- _Work request_
Print out the records below with nothing altered.

═════ Data supplied ═════

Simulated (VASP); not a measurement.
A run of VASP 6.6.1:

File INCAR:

═════

- _Reply_
Simulated (VASP); not a measurement.
A run of VASP 6.6.1:

File INCAR:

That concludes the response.